Starting at the top of the entries below, print each line exactly until the line with "to compare with.**" has been printed too.

· · · ·

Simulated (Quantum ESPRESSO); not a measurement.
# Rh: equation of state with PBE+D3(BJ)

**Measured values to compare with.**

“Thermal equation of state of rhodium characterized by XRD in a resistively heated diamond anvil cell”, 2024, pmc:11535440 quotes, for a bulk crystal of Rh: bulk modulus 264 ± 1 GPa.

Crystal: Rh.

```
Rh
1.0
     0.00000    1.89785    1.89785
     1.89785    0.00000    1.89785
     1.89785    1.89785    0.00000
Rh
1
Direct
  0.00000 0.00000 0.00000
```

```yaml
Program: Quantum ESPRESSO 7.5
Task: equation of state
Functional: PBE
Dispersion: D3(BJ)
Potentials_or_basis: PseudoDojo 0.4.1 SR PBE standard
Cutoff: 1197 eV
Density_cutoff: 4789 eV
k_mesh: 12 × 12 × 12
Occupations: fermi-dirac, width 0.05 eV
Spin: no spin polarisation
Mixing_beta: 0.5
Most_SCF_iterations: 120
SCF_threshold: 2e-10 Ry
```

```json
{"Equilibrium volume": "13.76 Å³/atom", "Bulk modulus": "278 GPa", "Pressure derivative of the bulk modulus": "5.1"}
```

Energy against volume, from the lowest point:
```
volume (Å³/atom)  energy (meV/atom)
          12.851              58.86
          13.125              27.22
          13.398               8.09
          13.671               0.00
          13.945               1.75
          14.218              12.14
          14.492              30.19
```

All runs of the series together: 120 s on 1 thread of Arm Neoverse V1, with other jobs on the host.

· · · ·

### WRITTEN RESPONSE
Simulated (Quantum ESPRESSO); not a measurement.
# Rh: equation of state with PBE+D3(BJ)

**Measured values to compare with.**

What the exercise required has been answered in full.